▶ **Work order**: Write out all of the listing exactly. Add nothing to it.

▶ **Available data**:
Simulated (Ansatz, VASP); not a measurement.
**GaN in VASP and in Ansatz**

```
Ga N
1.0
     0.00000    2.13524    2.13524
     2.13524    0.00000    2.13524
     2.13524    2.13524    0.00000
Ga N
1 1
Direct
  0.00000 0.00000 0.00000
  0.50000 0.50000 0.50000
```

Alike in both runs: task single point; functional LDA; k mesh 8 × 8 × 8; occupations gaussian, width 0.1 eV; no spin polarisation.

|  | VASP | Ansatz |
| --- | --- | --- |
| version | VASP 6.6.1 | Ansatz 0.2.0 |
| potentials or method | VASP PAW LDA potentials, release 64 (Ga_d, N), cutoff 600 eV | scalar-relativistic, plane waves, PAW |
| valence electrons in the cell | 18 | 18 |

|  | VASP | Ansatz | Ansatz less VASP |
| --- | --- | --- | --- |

▶ **Your solution**:
Simulated (Ansatz, VASP); not a measurement.
**GaN in VASP and in Ansatz**

```
Ga N
1.0
     0.00000    2.13524    2.13524
     2.13524    0.00000    2.13524
     2.13524    2.13524    0.00000
Ga N
1 1
Direct
  0.00000 0.00000 0.00000
  0.50000 0.50000 0.50000
```

Alike in both runs: task single point; functional LDA; k mesh 8 × 8 × 8; occupations gaussian, width 0.1 eV; no spin polarisation.

|  | VASP | Ansatz |
| --- | --- | --- |
| version | VASP 6.6.1 | Ansatz 0.2.0 |
| potentials or method | VASP PAW LDA potentials, release 64 (Ga_d, N), cutoff 600 eV | scalar-relativistic, plane waves, PAW |
| valence electrons in the cell | 18 | 18 |

|  | VASP | Ansatz | Ansatz less VASP |
| --- | --- | --- | --- |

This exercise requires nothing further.